+-------+
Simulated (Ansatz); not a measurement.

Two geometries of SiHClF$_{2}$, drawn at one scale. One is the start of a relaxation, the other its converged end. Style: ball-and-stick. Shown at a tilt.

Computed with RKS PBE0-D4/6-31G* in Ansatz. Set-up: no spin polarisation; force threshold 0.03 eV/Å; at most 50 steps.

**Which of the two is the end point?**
+-------+

◆ **Exercise**: Type out the entire listing again, matching every line exactly.

◆ **Response box**:
Simulated (Ansatz); not a measurement.

Two geometries of SiHClF$_{2}$, drawn at one scale. One is the start of a relaxation, the other its converged end. Style: ball-and-stick. Shown at a tilt.

Computed with RKS PBE0-D4/6-31G* in Ansatz. Set-up: no spin polarisation; force threshold 0.03 eV/Å; at most 50 steps.

**Which of the two is the end point?**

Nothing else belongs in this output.